● Action item
From the line that contains "Zero of the" through the line that contains "Problem. Which constants", output every line of the listing below exactly and leave out all the rest.

● Extracted information
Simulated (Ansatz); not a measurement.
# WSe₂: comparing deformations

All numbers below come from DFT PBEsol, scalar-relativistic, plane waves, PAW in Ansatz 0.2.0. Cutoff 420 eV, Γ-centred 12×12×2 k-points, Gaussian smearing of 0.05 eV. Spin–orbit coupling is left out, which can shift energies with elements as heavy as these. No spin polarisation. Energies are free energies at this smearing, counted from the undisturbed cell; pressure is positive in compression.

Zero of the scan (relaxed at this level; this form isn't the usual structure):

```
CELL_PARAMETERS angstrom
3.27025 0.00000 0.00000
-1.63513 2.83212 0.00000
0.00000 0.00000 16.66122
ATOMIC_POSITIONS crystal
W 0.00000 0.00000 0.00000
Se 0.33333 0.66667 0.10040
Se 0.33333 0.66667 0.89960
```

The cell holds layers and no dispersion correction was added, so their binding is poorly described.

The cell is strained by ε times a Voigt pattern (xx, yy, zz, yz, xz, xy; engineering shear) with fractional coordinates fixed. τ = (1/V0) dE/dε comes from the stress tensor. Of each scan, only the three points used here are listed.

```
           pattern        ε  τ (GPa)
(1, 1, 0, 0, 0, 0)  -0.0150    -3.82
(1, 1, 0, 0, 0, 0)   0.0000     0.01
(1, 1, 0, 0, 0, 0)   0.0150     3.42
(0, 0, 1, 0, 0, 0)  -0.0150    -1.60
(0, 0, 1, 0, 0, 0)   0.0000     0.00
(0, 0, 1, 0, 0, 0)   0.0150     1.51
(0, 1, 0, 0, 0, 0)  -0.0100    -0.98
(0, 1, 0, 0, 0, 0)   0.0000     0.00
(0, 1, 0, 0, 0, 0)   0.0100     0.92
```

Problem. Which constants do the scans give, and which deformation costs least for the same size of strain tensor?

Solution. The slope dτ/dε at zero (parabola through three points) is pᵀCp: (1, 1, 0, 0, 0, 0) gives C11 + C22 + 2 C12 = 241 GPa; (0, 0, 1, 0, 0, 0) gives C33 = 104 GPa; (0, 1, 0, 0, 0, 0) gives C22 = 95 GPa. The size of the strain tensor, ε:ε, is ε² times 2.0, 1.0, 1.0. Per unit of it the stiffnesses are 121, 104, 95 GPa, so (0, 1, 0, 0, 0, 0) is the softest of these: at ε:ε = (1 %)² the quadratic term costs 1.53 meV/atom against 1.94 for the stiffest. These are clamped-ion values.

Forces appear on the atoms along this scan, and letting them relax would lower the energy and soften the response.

● Response
Zero of the scan (relaxed at this level; this form isn't the usual structure):

```
CELL_PARAMETERS angstrom
3.27025 0.00000 0.00000
-1.63513 2.83212 0.00000
0.00000 0.00000 16.66122
ATOMIC_POSITIONS crystal
W 0.00000 0.00000 0.00000
Se 0.33333 0.66667 0.10040
Se 0.33333 0.66667 0.89960
```

The cell holds layers and no dispersion correction was added, so their binding is poorly described.

The cell is strained by ε times a Voigt pattern (xx, yy, zz, yz, xz, xy; engineering shear) with fractional coordinates fixed. τ = (1/V0) dE/dε comes from the stress tensor. Of each scan, only the three points used here are listed.

```
           pattern        ε  τ (GPa)
(1, 1, 0, 0, 0, 0)  -0.0150    -3.82
(1, 1, 0, 0, 0, 0)   0.0000     0.01
(1, 1, 0, 0, 0, 0)   0.0150     3.42
(0, 0, 1, 0, 0, 0)  -0.0150    -1.60
(0, 0, 1, 0, 0, 0)   0.0000     0.00
(0, 0, 1, 0, 0, 0)   0.0150     1.51
(0, 1, 0, 0, 0, 0)  -0.0100    -0.98
(0, 1, 0, 0, 0, 0)   0.0000     0.00
(0, 1, 0, 0, 0, 0)   0.0100     0.92
```

Problem. Which constants do the scans give, and which deformation costs least for the same size of strain tensor?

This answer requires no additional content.